== Assignment ==
The required output consists solely of the lines from the top of the listing through the line containing "Answer: Over 9", transcribed exactly.

────────
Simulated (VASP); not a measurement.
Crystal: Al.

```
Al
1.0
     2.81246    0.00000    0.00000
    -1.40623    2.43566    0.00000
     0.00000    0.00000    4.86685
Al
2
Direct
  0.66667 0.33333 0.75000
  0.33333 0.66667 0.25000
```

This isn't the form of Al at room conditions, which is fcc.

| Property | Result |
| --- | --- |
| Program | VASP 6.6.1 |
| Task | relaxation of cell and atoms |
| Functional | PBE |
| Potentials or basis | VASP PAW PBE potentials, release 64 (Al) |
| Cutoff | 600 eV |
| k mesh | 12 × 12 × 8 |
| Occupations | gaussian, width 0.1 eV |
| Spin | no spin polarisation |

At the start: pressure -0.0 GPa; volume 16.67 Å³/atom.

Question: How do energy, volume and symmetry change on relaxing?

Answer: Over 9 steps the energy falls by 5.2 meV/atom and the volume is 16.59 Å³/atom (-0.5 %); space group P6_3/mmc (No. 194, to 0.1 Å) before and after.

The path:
────────

== Written response ==
Simulated (VASP); not a measurement.
Crystal: Al.

```
Al
1.0
     2.81246    0.00000    0.00000
    -1.40623    2.43566    0.00000
     0.00000    0.00000    4.86685
Al
2
Direct
  0.66667 0.33333 0.75000
  0.33333 0.66667 0.25000
```

This isn't the form of Al at room conditions, which is fcc.

| Property | Result |
| --- | --- |
| Program | VASP 6.6.1 |
| Task | relaxation of cell and atoms |
| Functional | PBE |
| Potentials or basis | VASP PAW PBE potentials, release 64 (Al) |
| Cutoff | 600 eV |
| k mesh | 12 × 12 × 8 |
| Occupations | gaussian, width 0.1 eV |
| Spin | no spin polarisation |

At the start: pressure -0.0 GPa; volume 16.67 Å³/atom.

Question: How do energy, volume and symmetry change on relaxing?

Answer: Over 9 steps the energy falls by 5.2 meV/atom and the volume is 16.59 Å³/atom (-0.5 %); space group P6_3/mmc (No. 194, to 0.1 Å) before and after.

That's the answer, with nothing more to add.